BEGIN
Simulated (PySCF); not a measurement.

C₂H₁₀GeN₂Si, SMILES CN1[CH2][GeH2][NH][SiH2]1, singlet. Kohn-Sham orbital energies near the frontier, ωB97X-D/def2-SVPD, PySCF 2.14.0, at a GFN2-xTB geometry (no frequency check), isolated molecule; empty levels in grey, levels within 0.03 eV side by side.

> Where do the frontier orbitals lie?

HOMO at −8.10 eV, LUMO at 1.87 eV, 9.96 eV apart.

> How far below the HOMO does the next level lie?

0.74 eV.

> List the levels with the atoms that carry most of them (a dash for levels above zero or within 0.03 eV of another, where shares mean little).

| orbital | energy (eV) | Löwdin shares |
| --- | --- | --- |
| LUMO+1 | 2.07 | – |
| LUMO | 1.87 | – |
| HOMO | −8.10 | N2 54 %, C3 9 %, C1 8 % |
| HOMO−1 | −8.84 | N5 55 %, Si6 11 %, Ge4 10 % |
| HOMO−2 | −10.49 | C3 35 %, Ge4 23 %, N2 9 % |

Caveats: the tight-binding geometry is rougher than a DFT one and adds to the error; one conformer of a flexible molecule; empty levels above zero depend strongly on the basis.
END

→ **Assignment**
Each line of the listing needs to be transcribed exactly.

→ **Your solution**
Simulated (PySCF); not a measurement.

C₂H₁₀GeN₂Si, SMILES CN1[CH2][GeH2][NH][SiH2]1, singlet. Kohn-Sham orbital energies near the frontier, ωB97X-D/def2-SVPD, PySCF 2.14.0, at a GFN2-xTB geometry (no frequency check), isolated molecule; empty levels in grey, levels within 0.03 eV side by side.

> Where do the frontier orbitals lie?

HOMO at −8.10 eV, LUMO at 1.87 eV, 9.96 eV apart.

> How far below the HOMO does the next level lie?

0.74 eV.

> List the levels with the atoms that carry most of them (a dash for levels above zero or within 0.03 eV of another, where shares mean little).

| orbital | energy (eV) | Löwdin shares |
| --- | --- | --- |
| LUMO+1 | 2.07 | – |
| LUMO | 1.87 | – |
| HOMO | −8.10 | N2 54 %, C3 9 %, C1 8 % |
| HOMO−1 | −8.84 | N5 55 %, Si6 11 %, Ge4 10 % |
| HOMO−2 | −10.49 | C3 35 %, Ge4 23 %, N2 9 % |

Caveats: the tight-binding geometry is rougher than a DFT one and adds to the error; one conformer of a flexible molecule; empty levels above zero depend strongly on the basis.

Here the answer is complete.